Data shown:
+++++

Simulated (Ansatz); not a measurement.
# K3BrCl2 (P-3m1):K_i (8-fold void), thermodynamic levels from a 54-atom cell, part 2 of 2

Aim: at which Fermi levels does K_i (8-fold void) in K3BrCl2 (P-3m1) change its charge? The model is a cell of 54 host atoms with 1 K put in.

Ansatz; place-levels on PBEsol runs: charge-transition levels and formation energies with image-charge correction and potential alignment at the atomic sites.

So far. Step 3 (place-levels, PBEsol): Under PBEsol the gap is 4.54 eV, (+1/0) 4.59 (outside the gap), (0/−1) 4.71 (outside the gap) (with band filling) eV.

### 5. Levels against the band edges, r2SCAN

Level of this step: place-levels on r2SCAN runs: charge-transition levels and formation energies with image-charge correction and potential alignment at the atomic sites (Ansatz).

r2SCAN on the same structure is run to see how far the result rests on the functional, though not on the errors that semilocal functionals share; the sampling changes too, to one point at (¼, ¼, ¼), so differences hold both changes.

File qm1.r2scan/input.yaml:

+++++

Work task: Retype exactly, and only, the lines above from the one where "### 5. Levels against the band edges, r2SCAN" occurs up to and including the one where "Level of this" occurs.

Response area:
### 5. Levels against the band edges, r2SCAN

Level of this step: place-levels on r2SCAN runs: charge-transition levels and formation energies with image-charge correction and potential alignment at the atomic sites (Ansatz).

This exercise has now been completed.